_Information provided:_
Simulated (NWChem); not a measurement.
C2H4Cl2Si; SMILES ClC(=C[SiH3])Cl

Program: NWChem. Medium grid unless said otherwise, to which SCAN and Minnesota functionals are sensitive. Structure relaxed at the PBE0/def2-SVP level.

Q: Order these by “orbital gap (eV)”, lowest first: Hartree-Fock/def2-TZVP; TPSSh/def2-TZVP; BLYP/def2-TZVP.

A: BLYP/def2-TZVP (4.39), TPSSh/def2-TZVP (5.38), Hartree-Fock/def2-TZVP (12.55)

_Work order:_ Output exactly one stretch of the listing: from the line containing "C2H4Cl2Si; SMILES ClC(=C[SiH3])Cl" through the line containing "Q: Order these", both end lines included.

_Answer area:_
C2H4Cl2Si; SMILES ClC(=C[SiH3])Cl

Program: NWChem. Medium grid unless said otherwise, to which SCAN and Minnesota functionals are sensitive. Structure relaxed at the PBE0/def2-SVP level.

Q: Order these by “orbital gap (eV)”, lowest first: Hartree-Fock/def2-TZVP; TPSSh/def2-TZVP; BLYP/def2-TZVP.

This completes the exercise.